▸ WORK ITEM:
Please return the whole listing word for word.

▸ DATA SECTION:

= = = = = = =

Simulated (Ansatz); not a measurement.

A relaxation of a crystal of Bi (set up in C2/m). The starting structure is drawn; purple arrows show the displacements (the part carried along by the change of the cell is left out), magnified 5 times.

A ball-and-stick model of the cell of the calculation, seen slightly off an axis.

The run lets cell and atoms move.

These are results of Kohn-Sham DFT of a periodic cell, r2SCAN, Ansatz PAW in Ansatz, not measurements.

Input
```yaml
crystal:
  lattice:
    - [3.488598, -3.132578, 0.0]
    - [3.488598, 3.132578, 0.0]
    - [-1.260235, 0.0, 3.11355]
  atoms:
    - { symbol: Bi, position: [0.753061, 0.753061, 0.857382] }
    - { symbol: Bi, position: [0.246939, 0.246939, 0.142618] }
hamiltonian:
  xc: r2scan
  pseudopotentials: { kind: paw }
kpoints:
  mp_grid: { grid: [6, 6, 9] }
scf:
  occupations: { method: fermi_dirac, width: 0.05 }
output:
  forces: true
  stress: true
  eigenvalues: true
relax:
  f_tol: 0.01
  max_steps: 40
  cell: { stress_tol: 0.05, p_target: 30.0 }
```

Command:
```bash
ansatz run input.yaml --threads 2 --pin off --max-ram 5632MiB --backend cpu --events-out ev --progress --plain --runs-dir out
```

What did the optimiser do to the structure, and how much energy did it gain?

= = = = = = =

▸ EXERCISE RESULT:
Simulated (Ansatz); not a measurement.

A relaxation of a crystal of Bi (set up in C2/m). The starting structure is drawn; purple arrows show the displacements (the part carried along by the change of the cell is left out), magnified 5 times.

A ball-and-stick model of the cell of the calculation, seen slightly off an axis.

The run lets cell and atoms move.

These are results of Kohn-Sham DFT of a periodic cell, r2SCAN, Ansatz PAW in Ansatz, not measurements.

Input
```yaml
crystal:
  lattice:
    - [3.488598, -3.132578, 0.0]
    - [3.488598, 3.132578, 0.0]
    - [-1.260235, 0.0, 3.11355]
  atoms:
    - { symbol: Bi, position: [0.753061, 0.753061, 0.857382] }
    - { symbol: Bi, position: [0.246939, 0.246939, 0.142618] }
hamiltonian:
  xc: r2scan
  pseudopotentials: { kind: paw }
kpoints:
  mp_grid: { grid: [6, 6, 9] }
scf:
  occupations: { method: fermi_dirac, width: 0.05 }
output:
  forces: true
  stress: true
  eigenvalues: true
relax:
  f_tol: 0.01
  max_steps: 40
  cell: { stress_tol: 0.05, p_target: 30.0 }
```

Command:
```bash
ansatz run input.yaml --threads 2 --pin off --max-ram 5632MiB --backend cpu --events-out ev --progress --plain --runs-dir out
```

What did the optimiser do to the structure, and how much energy did it gain?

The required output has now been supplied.